Work request:
Could you restate the entries below word for word?

(Listed entries begins)

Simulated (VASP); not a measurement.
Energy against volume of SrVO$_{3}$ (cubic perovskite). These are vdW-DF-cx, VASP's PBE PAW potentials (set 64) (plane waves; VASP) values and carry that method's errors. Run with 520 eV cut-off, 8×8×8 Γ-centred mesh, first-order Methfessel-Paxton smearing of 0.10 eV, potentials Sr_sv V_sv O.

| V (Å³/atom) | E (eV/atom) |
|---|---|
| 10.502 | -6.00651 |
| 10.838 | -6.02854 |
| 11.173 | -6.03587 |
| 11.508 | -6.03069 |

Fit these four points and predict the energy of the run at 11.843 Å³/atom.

(Listed entries ends)

Task output:
Simulated (VASP); not a measurement.
Energy against volume of SrVO$_{3}$ (cubic perovskite). These are vdW-DF-cx, VASP's PBE PAW potentials (set 64) (plane waves; VASP) values and carry that method's errors. Run with 520 eV cut-off, 8×8×8 Γ-centred mesh, first-order Methfessel-Paxton smearing of 0.10 eV, potentials Sr_sv V_sv O.

| V (Å³/atom) | E (eV/atom) |
|---|---|
| 10.502 | -6.00651 |
| 10.838 | -6.02854 |
| 11.173 | -6.03587 |
| 11.508 | -6.03069 |

Fit these four points and predict the energy of the run at 11.843 Å³/atom.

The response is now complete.